| Work instruction |
Please repeat, unchanged, the lines at the top of the listing below, ending with the one that has "0 | 0.710 |".

■ ■ ■ ■ ■ ■ ■

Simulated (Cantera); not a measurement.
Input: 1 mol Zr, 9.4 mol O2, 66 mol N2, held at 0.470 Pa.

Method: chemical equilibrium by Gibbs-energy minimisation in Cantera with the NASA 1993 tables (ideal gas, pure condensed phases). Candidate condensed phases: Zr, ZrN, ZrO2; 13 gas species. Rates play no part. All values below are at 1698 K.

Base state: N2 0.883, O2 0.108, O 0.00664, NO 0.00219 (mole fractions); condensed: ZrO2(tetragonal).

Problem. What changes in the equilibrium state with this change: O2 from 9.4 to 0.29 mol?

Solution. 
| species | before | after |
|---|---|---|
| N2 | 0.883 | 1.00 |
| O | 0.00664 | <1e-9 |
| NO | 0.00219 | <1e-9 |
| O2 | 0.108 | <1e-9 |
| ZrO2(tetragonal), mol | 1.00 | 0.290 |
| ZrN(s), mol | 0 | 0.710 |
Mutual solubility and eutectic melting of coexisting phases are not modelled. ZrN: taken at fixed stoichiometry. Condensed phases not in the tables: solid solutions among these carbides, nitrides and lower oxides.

■ ■ ■ ■ ■ ■ ■

| Written solution |
Simulated (Cantera); not a measurement.
Input: 1 mol Zr, 9.4 mol O2, 66 mol N2, held at 0.470 Pa.

Method: chemical equilibrium by Gibbs-energy minimisation in Cantera with the NASA 1993 tables (ideal gas, pure condensed phases). Candidate condensed phases: Zr, ZrN, ZrO2; 13 gas species. Rates play no part. All values below are at 1698 K.

Base state: N2 0.883, O2 0.108, O 0.00664, NO 0.00219 (mole fractions); condensed: ZrO2(tetragonal).

Problem. What changes in the equilibrium state with this change: O2 from 9.4 to 0.29 mol?

Solution. 
| species | before | after |
|---|---|---|
| N2 | 0.883 | 1.00 |
| O | 0.00664 | <1e-9 |
| NO | 0.00219 | <1e-9 |
| O2 | 0.108 | <1e-9 |
| ZrO2(tetragonal), mol | 1.00 | 0.290 |
| ZrN(s), mol | 0 | 0.710 |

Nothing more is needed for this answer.